====

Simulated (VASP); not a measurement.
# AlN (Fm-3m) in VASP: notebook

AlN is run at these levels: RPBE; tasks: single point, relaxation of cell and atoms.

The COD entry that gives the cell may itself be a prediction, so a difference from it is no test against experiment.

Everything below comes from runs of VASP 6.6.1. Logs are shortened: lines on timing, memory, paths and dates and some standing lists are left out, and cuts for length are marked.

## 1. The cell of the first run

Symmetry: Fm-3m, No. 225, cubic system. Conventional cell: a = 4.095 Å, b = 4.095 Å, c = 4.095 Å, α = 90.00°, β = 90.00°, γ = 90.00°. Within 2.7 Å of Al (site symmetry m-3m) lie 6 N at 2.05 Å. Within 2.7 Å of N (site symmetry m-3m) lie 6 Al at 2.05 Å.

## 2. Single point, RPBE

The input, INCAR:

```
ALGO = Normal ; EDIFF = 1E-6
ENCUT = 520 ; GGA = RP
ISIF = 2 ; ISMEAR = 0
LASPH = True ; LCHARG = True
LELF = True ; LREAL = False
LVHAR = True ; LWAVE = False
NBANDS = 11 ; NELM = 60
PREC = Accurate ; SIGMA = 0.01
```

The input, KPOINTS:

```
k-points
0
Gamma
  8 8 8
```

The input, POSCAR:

====

• _Work request_
In the listing above, find the line with "Everything below comes" and the line with "## 2. Single point, RPBE", then print exactly those lines and every line between them.

• _Response_
Everything below comes from runs of VASP 6.6.1. Logs are shortened: lines on timing, memory, paths and dates and some standing lists are left out, and cuts for length are marked.

## 1. The cell of the first run

Symmetry: Fm-3m, No. 225, cubic system. Conventional cell: a = 4.095 Å, b = 4.095 Å, c = 4.095 Å, α = 90.00°, β = 90.00°, γ = 90.00°. Within 2.7 Å of Al (site symmetry m-3m) lie 6 N at 2.05 Å. Within 2.7 Å of N (site symmetry m-3m) lie 6 Al at 2.05 Å.

## 2. Single point, RPBE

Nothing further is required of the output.